• **Source data**:
--

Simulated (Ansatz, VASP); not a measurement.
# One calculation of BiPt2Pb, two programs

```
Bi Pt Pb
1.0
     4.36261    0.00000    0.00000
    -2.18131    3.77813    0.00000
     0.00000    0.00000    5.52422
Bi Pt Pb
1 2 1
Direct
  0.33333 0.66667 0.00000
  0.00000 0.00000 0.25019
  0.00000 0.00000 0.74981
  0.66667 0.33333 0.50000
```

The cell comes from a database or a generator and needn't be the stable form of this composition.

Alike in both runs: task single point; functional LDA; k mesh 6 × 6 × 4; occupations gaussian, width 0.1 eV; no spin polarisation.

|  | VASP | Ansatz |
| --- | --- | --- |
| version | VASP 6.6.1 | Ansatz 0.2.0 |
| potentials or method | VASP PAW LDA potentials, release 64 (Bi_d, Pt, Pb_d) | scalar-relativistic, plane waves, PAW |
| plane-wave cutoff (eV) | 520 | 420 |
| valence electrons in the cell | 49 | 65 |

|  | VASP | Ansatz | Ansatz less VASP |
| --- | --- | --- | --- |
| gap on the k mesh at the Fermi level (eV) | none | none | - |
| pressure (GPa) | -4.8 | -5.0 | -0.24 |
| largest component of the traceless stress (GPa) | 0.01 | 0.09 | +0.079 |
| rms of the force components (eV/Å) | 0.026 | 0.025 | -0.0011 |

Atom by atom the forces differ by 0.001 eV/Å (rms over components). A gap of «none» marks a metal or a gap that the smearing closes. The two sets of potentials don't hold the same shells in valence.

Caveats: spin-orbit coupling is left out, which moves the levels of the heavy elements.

--

• **Work order**: Restate, word for word and with nothing added, the lines from the beginning of the records above through the line that contains "0.025 | -0.0011 |".

• **Answer space**:
Simulated (Ansatz, VASP); not a measurement.
# One calculation of BiPt2Pb, two programs

```
Bi Pt Pb
1.0
     4.36261    0.00000    0.00000
    -2.18131    3.77813    0.00000
     0.00000    0.00000    5.52422
Bi Pt Pb
1 2 1
Direct
  0.33333 0.66667 0.00000
  0.00000 0.00000 0.25019
  0.00000 0.00000 0.74981
  0.66667 0.33333 0.50000
```

The cell comes from a database or a generator and needn't be the stable form of this composition.

Alike in both runs: task single point; functional LDA; k mesh 6 × 6 × 4; occupations gaussian, width 0.1 eV; no spin polarisation.

|  | VASP | Ansatz |
| --- | --- | --- |
| version | VASP 6.6.1 | Ansatz 0.2.0 |
| potentials or method | VASP PAW LDA potentials, release 64 (Bi_d, Pt, Pb_d) | scalar-relativistic, plane waves, PAW |
| plane-wave cutoff (eV) | 520 | 420 |
| valence electrons in the cell | 49 | 65 |

|  | VASP | Ansatz | Ansatz less VASP |
| --- | --- | --- | --- |
| gap on the k mesh at the Fermi level (eV) | none | none | - |
| pressure (GPa) | -4.8 | -5.0 | -0.24 |
| largest component of the traceless stress (GPa) | 0.01 | 0.09 | +0.079 |
| rms of the force components (eV/Å) | 0.026 | 0.025 | -0.0011 |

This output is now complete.